________________

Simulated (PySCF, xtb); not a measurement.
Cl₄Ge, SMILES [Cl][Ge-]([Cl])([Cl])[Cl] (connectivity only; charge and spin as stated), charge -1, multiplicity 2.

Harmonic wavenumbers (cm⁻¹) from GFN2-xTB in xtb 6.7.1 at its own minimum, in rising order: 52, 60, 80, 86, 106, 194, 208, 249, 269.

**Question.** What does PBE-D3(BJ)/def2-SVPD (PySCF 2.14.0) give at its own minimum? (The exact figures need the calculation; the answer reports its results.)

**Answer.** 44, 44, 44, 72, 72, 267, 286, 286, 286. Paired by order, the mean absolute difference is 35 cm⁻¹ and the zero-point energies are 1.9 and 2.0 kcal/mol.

________________

#### [Work item]
Without omitting anything, set down all the entries above again.

#### [Response box]
Simulated (PySCF, xtb); not a measurement.
Cl₄Ge, SMILES [Cl][Ge-]([Cl])([Cl])[Cl] (connectivity only; charge and spin as stated), charge -1, multiplicity 2.

Harmonic wavenumbers (cm⁻¹) from GFN2-xTB in xtb 6.7.1 at its own minimum, in rising order: 52, 60, 80, 86, 106, 194, 208, 249, 269.

**Question.** What does PBE-D3(BJ)/def2-SVPD (PySCF 2.14.0) give at its own minimum? (The exact figures need the calculation; the answer reports its results.)

**Answer.** 44, 44, 44, 72, 72, 267, 286, 286, 286. Paired by order, the mean absolute difference is 35 cm⁻¹ and the zero-point energies are 1.9 and 2.0 kcal/mol.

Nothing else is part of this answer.